* Dataset content *
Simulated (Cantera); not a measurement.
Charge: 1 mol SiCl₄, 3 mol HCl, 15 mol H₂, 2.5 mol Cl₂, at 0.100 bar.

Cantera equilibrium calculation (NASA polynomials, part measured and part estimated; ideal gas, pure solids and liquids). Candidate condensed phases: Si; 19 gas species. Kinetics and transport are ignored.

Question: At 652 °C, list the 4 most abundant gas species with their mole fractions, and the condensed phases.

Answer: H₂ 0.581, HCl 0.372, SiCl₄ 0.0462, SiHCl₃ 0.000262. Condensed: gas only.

* Action item *
All the entries are to be set down exactly as they appear.

* Written response *
Simulated (Cantera); not a measurement.
Charge: 1 mol SiCl₄, 3 mol HCl, 15 mol H₂, 2.5 mol Cl₂, at 0.100 bar.

Cantera equilibrium calculation (NASA polynomials, part measured and part estimated; ideal gas, pure solids and liquids). Candidate condensed phases: Si; 19 gas species. Kinetics and transport are ignored.

Question: At 652 °C, list the 4 most abundant gas species with their mole fractions, and the condensed phases.

Answer: H₂ 0.581, HCl 0.372, SiCl₄ 0.0462, SiHCl₃ 0.000262. Condensed: gas only.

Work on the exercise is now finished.